**Material supplied**
⁂

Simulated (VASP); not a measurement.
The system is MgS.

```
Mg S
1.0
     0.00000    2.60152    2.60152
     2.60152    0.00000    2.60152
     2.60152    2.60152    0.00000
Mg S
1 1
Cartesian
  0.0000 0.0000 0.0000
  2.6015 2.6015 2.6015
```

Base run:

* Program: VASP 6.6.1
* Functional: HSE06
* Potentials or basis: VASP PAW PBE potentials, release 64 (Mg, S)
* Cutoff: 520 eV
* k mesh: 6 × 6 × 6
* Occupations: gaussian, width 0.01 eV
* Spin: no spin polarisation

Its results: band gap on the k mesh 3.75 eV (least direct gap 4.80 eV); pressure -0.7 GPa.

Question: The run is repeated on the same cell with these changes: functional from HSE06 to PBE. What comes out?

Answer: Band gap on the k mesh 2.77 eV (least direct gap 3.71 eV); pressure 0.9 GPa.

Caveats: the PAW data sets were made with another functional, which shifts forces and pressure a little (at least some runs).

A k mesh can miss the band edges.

⁂

**Requirement**
Could you set down, exactly as written, the lines above between the one holding "Question: The run" and the one holding "Caveats: the PAW", inclusive, and nothing more?

**Problem solution**
Question: The run is repeated on the same cell with these changes: functional from HSE06 to PBE. What comes out?

Answer: Band gap on the k mesh 2.77 eV (least direct gap 3.71 eV); pressure 0.9 GPa.

Caveats: the PAW data sets were made with another functional, which shifts forces and pressure a little (at least some runs).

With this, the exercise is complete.